○ ○ ○ ○ ○

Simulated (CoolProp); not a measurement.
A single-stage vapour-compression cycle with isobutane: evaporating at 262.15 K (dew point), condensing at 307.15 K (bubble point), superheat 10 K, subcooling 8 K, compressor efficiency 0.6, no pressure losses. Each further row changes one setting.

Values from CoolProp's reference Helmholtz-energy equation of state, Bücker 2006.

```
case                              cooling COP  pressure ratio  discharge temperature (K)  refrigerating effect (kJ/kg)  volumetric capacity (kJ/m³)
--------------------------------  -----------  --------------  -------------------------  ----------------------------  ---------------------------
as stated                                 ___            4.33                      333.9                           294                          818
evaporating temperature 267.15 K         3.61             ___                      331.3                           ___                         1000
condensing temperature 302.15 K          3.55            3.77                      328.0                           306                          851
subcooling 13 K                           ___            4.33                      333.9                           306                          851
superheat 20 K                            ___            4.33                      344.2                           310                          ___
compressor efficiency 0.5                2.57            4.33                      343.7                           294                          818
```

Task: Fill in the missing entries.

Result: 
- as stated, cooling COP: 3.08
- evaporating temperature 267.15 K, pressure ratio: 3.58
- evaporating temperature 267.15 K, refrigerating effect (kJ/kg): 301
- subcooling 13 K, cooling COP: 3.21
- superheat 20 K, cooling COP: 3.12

○ ○ ○ ○ ○

◆ Brief ◆
Repeat the listing above exactly, keeping every word as it stands.

◆ Written solution ◆
Simulated (CoolProp); not a measurement.
A single-stage vapour-compression cycle with isobutane: evaporating at 262.15 K (dew point), condensing at 307.15 K (bubble point), superheat 10 K, subcooling 8 K, compressor efficiency 0.6, no pressure losses. Each further row changes one setting.

Values from CoolProp's reference Helmholtz-energy equation of state, Bücker 2006.

```
case                              cooling COP  pressure ratio  discharge temperature (K)  refrigerating effect (kJ/kg)  volumetric capacity (kJ/m³)
--------------------------------  -----------  --------------  -------------------------  ----------------------------  ---------------------------
as stated                                 ___            4.33                      333.9                           294                          818
evaporating temperature 267.15 K         3.61             ___                      331.3                           ___                         1000
condensing temperature 302.15 K          3.55            3.77                      328.0                           306                          851
subcooling 13 K                           ___            4.33                      333.9                           306                          851
superheat 20 K                            ___            4.33                      344.2                           310                          ___
compressor efficiency 0.5                2.57            4.33                      343.7                           294                          818
```

Task: Fill in the missing entries.

Result: 
- as stated, cooling COP: 3.08
- evaporating temperature 267.15 K, pressure ratio: 3.58
- evaporating temperature 267.15 K, refrigerating effect (kJ/kg): 301
- subcooling 13 K, cooling COP: 3.21
- superheat 20 K, cooling COP: 3.12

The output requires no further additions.